#### RECORD EXTRACTS:
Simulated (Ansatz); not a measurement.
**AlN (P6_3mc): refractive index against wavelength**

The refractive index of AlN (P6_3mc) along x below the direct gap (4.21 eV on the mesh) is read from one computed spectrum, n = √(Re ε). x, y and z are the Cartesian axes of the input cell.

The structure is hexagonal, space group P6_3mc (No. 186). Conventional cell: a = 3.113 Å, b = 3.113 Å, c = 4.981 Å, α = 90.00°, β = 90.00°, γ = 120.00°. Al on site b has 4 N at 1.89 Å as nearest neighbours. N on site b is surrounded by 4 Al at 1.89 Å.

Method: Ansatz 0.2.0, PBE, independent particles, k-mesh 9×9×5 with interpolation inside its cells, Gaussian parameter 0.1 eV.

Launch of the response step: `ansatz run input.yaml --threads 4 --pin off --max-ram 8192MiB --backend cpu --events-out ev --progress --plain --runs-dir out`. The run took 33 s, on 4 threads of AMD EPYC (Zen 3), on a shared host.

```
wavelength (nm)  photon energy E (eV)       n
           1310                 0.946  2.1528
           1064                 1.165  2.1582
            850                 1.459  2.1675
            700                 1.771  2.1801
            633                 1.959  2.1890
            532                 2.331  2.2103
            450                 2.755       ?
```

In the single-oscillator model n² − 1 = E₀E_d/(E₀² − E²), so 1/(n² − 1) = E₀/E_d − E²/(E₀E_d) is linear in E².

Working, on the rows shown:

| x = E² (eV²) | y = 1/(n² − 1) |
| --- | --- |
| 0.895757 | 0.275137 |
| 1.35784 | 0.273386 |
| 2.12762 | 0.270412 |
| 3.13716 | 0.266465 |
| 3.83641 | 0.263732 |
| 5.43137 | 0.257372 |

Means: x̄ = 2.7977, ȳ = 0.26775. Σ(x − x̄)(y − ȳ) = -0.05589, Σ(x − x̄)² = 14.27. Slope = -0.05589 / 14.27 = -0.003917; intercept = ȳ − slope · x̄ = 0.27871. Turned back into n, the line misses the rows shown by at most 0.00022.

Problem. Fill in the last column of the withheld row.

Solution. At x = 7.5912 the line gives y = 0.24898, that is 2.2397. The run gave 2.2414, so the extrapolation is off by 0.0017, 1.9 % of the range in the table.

#### ACTIVITY:
Look above for the line with "1.35784 | 0.273386 |" and the line with "Problem. Fill in". Write out those two lines and all the lines between them, exactly, and no others.

#### TASK OUTPUT:
| 1.35784 | 0.273386 |
| 2.12762 | 0.270412 |
| 3.13716 | 0.266465 |
| 3.83641 | 0.263732 |
| 5.43137 | 0.257372 |

Means: x̄ = 2.7977, ȳ = 0.26775. Σ(x − x̄)(y − ȳ) = -0.05589, Σ(x − x̄)² = 14.27. Slope = -0.05589 / 14.27 = -0.003917; intercept = ȳ − slope · x̄ = 0.27871. Turned back into n, the line misses the rows shown by at most 0.00022.

Problem. Fill in the last column of the withheld row.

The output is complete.